Work request: Up to and including the line with "the fundamental gap.", output the records exactly as they appear.

++++ Data records ++++

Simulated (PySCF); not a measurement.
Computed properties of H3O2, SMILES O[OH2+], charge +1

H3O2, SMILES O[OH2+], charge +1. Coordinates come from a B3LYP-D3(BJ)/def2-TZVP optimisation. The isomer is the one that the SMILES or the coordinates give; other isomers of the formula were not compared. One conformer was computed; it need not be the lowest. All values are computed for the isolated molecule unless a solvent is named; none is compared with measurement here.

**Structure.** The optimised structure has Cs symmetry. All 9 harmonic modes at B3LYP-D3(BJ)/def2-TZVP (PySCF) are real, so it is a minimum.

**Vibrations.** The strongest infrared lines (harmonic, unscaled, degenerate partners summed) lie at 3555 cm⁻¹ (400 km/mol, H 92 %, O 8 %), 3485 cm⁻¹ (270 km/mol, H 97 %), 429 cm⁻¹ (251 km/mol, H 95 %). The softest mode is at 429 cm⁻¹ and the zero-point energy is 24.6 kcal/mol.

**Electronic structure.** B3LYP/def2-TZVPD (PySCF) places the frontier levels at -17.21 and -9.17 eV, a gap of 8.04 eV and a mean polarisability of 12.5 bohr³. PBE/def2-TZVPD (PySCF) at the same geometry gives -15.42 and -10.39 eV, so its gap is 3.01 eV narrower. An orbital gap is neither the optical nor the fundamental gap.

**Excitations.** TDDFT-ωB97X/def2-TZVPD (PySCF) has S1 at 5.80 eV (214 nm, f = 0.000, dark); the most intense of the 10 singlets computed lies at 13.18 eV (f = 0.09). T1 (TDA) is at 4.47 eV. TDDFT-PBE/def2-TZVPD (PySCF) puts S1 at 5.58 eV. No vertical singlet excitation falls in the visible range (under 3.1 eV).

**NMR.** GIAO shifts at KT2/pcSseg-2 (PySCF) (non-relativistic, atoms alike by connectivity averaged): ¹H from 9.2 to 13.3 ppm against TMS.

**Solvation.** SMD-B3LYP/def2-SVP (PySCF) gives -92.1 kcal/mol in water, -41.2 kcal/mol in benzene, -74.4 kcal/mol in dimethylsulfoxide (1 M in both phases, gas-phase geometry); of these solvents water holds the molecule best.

++++

Task output:
Simulated (PySCF); not a measurement.
Computed properties of H3O2, SMILES O[OH2+], charge +1

H3O2, SMILES O[OH2+], charge +1. Coordinates come from a B3LYP-D3(BJ)/def2-TZVP optimisation. The isomer is the one that the SMILES or the coordinates give; other isomers of the formula were not compared. One conformer was computed; it need not be the lowest. All values are computed for the isolated molecule unless a solvent is named; none is compared with measurement here.

**Structure.** The optimised structure has Cs symmetry. All 9 harmonic modes at B3LYP-D3(BJ)/def2-TZVP (PySCF) are real, so it is a minimum.

**Vibrations.** The strongest infrared lines (harmonic, unscaled, degenerate partners summed) lie at 3555 cm⁻¹ (400 km/mol, H 92 %, O 8 %), 3485 cm⁻¹ (270 km/mol, H 97 %), 429 cm⁻¹ (251 km/mol, H 95 %). The softest mode is at 429 cm⁻¹ and the zero-point energy is 24.6 kcal/mol.

**Electronic structure.** B3LYP/def2-TZVPD (PySCF) places the frontier levels at -17.21 and -9.17 eV, a gap of 8.04 eV and a mean polarisability of 12.5 bohr³. PBE/def2-TZVPD (PySCF) at the same geometry gives -15.42 and -10.39 eV, so its gap is 3.01 eV narrower. An orbital gap is neither the optical nor the fundamental gap.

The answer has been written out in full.